BEGIN SOURCE DATA

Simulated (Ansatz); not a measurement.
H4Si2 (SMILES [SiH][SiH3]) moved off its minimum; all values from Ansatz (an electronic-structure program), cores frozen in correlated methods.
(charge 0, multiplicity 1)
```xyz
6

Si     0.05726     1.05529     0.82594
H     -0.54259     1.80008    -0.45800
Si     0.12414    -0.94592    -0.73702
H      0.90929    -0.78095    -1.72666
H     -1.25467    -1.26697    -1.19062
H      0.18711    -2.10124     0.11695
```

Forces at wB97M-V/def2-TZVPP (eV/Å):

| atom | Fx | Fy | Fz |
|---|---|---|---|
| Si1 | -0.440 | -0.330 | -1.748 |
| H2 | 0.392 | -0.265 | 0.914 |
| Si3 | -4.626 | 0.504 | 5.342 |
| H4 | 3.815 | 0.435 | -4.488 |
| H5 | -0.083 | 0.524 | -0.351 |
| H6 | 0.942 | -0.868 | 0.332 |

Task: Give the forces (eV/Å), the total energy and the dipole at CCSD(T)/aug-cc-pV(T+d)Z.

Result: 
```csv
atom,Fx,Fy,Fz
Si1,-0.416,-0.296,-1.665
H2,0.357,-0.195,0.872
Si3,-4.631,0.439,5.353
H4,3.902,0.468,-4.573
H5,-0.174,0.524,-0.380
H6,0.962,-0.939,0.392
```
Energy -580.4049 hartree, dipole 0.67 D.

END SOURCE DATA

REQUIREMENT
A verbatim copy of every entry is required.

EXERCISE ANSWER
Simulated (Ansatz); not a measurement.
H4Si2 (SMILES [SiH][SiH3]) moved off its minimum; all values from Ansatz (an electronic-structure program), cores frozen in correlated methods.
(charge 0, multiplicity 1)
```xyz
6

Si     0.05726     1.05529     0.82594
H     -0.54259     1.80008    -0.45800
Si     0.12414    -0.94592    -0.73702
H      0.90929    -0.78095    -1.72666
H     -1.25467    -1.26697    -1.19062
H      0.18711    -2.10124     0.11695
```

Forces at wB97M-V/def2-TZVPP (eV/Å):

| atom | Fx | Fy | Fz |
|---|---|---|---|
| Si1 | -0.440 | -0.330 | -1.748 |
| H2 | 0.392 | -0.265 | 0.914 |
| Si3 | -4.626 | 0.504 | 5.342 |
| H4 | 3.815 | 0.435 | -4.488 |
| H5 | -0.083 | 0.524 | -0.351 |
| H6 | 0.942 | -0.868 | 0.332 |

Task: Give the forces (eV/Å), the total energy and the dipole at CCSD(T)/aug-cc-pV(T+d)Z.

Result: 
```csv
atom,Fx,Fy,Fz
Si1,-0.416,-0.296,-1.665
H2,0.357,-0.195,0.872
Si3,-4.631,0.439,5.353
H4,3.902,0.468,-4.573
H5,-0.174,0.524,-0.380
H6,0.962,-0.939,0.392
```
Energy -580.4049 hartree, dipole 0.67 D.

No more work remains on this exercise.